Extracted records Block Start

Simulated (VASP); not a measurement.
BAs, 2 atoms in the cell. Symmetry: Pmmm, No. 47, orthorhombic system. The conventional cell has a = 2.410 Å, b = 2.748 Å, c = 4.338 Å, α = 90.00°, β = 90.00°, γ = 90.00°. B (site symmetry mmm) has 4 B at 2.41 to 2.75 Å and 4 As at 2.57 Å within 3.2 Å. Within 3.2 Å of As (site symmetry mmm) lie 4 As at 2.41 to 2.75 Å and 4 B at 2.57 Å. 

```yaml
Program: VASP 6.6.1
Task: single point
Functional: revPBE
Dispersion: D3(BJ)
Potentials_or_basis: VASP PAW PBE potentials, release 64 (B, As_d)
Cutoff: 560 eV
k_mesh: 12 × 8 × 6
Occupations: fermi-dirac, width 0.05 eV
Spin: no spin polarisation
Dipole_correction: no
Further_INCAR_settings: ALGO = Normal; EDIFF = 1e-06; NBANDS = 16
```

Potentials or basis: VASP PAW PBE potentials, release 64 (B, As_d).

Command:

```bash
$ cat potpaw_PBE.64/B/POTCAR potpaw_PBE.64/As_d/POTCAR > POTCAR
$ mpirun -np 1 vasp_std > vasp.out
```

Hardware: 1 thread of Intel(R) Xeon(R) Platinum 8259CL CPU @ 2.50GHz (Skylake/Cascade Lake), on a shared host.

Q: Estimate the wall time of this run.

Extracted records Block End

Write out exactly the lines above between the line with "Potentials or basis: VASP" and the line with "Hardware: 1 thread", inclusive, and nothing beyond them.

## Your response
Potentials or basis: VASP PAW PBE potentials, release 64 (B, As_d).

Command:

```bash
$ cat potpaw_PBE.64/B/POTCAR potpaw_PBE.64/As_d/POTCAR > POTCAR
$ mpirun -np 1 vasp_std > vasp.out
```

Hardware: 1 thread of Intel(R) Xeon(R) Platinum 8259CL CPU @ 2.50GHz (Skylake/Cascade Lake), on a shared host.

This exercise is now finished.